§ **Work order**:
From the entries below, output the line with "Everything below comes" and each following line up to and including the line with "The structure is", exactly as written.

[Extracted entries Boundary: Start]

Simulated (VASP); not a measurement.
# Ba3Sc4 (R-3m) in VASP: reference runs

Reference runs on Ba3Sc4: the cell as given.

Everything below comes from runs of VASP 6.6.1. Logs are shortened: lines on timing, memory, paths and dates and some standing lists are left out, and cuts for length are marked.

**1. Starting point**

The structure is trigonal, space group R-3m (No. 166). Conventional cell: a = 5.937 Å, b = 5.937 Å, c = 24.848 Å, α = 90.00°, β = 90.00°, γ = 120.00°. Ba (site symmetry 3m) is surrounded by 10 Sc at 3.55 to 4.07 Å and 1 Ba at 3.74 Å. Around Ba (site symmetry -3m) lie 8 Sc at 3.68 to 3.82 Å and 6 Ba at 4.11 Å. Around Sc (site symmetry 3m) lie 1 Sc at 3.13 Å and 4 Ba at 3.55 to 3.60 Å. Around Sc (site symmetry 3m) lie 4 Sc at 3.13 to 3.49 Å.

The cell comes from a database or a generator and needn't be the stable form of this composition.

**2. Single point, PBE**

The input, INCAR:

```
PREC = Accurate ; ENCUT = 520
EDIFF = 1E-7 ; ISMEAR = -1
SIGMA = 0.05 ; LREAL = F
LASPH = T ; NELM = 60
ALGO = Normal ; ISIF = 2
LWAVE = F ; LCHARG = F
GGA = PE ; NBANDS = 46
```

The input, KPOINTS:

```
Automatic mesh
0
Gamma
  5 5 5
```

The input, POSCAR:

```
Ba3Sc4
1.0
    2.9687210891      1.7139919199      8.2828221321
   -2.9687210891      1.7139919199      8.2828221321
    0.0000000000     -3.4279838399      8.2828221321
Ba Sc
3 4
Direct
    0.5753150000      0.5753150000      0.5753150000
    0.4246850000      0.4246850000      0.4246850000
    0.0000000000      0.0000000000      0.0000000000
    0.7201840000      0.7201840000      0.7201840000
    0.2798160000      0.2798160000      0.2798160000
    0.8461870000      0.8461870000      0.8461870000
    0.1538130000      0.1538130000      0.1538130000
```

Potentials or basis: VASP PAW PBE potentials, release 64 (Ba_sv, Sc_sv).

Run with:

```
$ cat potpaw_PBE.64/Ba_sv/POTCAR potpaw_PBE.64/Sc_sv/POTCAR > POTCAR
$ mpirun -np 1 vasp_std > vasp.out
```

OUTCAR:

[Extracted entries Boundary: End]

§ **Task response**:
Everything below comes from runs of VASP 6.6.1. Logs are shortened: lines on timing, memory, paths and dates and some standing lists are left out, and cuts for length are marked.

**1. Starting point**

The structure is trigonal, space group R-3m (No. 166). Conventional cell: a = 5.937 Å, b = 5.937 Å, c = 24.848 Å, α = 90.00°, β = 90.00°, γ = 120.00°. Ba (site symmetry 3m) is surrounded by 10 Sc at 3.55 to 4.07 Å and 1 Ba at 3.74 Å. Around Ba (site symmetry -3m) lie 8 Sc at 3.68 to 3.82 Å and 6 Ba at 4.11 Å. Around Sc (site symmetry 3m) lie 1 Sc at 3.13 Å and 4 Ba at 3.55 to 3.60 Å. Around Sc (site symmetry 3m) lie 4 Sc at 3.13 to 3.49 Å.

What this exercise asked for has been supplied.